* _Work task_: Reproduce the listing below exactly, from its first line down to and including the line with "# Local environments".

■ ■ ■
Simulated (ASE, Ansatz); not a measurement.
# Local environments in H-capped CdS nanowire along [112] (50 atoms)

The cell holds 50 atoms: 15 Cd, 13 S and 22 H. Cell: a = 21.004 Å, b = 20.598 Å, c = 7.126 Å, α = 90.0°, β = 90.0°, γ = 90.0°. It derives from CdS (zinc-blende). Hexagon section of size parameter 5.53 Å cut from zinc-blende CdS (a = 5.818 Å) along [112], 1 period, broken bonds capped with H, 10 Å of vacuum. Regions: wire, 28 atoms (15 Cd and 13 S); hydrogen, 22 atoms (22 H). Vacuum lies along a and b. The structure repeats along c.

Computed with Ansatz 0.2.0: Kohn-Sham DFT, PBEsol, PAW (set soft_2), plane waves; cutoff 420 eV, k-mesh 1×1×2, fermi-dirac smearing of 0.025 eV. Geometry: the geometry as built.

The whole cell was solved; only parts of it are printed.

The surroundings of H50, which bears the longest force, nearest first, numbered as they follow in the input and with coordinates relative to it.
■ ■ ■

* _Written answer_:
Simulated (ASE, Ansatz); not a measurement.
# Local environments in H-capped CdS nanowire along [112] (50 atoms)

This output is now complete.